/---

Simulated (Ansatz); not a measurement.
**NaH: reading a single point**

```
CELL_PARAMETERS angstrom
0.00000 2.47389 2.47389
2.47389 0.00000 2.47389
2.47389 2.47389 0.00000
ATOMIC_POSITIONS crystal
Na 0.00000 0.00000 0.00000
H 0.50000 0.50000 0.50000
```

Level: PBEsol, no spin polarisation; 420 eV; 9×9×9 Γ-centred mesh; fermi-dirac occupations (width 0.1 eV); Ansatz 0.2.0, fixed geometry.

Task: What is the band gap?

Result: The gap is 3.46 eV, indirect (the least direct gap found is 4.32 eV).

\---

Restate the whole listing exactly.

§ **Your solution**:
Simulated (Ansatz); not a measurement.
**NaH: reading a single point**

```
CELL_PARAMETERS angstrom
0.00000 2.47389 2.47389
2.47389 0.00000 2.47389
2.47389 2.47389 0.00000
ATOMIC_POSITIONS crystal
Na 0.00000 0.00000 0.00000
H 0.50000 0.50000 0.50000
```

Level: PBEsol, no spin polarisation; 420 eV; 9×9×9 Γ-centred mesh; fermi-dirac occupations (width 0.1 eV); Ansatz 0.2.0, fixed geometry.

Task: What is the band gap?

Result: The gap is 3.46 eV, indirect (the least direct gap found is 4.32 eV).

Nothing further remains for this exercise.